[Record excerpts Boundary: Start]

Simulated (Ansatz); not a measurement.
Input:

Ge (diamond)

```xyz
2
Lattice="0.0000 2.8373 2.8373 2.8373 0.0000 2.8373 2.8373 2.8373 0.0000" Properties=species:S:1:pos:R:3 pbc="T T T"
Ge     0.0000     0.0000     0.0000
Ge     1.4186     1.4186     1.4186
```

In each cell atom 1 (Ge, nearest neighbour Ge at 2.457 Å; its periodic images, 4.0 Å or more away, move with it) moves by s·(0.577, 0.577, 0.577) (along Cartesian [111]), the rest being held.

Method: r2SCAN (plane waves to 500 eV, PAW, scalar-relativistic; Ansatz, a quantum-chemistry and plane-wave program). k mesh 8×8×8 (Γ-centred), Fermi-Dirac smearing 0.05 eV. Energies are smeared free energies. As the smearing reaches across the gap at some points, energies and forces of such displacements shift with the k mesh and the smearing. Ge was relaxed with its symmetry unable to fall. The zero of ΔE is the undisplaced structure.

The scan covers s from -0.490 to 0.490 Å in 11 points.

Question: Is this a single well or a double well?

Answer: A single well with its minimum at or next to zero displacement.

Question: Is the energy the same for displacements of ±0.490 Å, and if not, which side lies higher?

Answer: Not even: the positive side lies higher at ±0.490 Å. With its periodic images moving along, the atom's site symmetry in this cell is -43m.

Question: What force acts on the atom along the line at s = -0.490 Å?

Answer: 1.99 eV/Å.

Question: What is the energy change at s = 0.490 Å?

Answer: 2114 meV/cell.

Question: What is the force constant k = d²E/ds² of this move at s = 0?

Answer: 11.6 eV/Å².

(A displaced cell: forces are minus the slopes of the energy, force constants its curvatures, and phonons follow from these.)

[Record excerpts Boundary: End]

- Exercise: Each line from the top of the material above, through the one that contains "Answer: 11.6 eV/Å².", should be restated word for word.

- Written reply:
Simulated (Ansatz); not a measurement.
Input:

Ge (diamond)

```xyz
2
Lattice="0.0000 2.8373 2.8373 2.8373 0.0000 2.8373 2.8373 2.8373 0.0000" Properties=species:S:1:pos:R:3 pbc="T T T"
Ge     0.0000     0.0000     0.0000
Ge     1.4186     1.4186     1.4186
```

In each cell atom 1 (Ge, nearest neighbour Ge at 2.457 Å; its periodic images, 4.0 Å or more away, move with it) moves by s·(0.577, 0.577, 0.577) (along Cartesian [111]), the rest being held.

Method: r2SCAN (plane waves to 500 eV, PAW, scalar-relativistic; Ansatz, a quantum-chemistry and plane-wave program). k mesh 8×8×8 (Γ-centred), Fermi-Dirac smearing 0.05 eV. Energies are smeared free energies. As the smearing reaches across the gap at some points, energies and forces of such displacements shift with the k mesh and the smearing. Ge was relaxed with its symmetry unable to fall. The zero of ΔE is the undisplaced structure.

The scan covers s from -0.490 to 0.490 Å in 11 points.

Question: Is this a single well or a double well?

Answer: A single well with its minimum at or next to zero displacement.

Question: Is the energy the same for displacements of ±0.490 Å, and if not, which side lies higher?

Answer: Not even: the positive side lies higher at ±0.490 Å. With its periodic images moving along, the atom's site symmetry in this cell is -43m.

Question: What force acts on the atom along the line at s = -0.490 Å?

Answer: 1.99 eV/Å.

Question: What is the energy change at s = 0.490 Å?

Answer: 2114 meV/cell.

Question: What is the force constant k = d²E/ds² of this move at s = 0?

Answer: 11.6 eV/Å².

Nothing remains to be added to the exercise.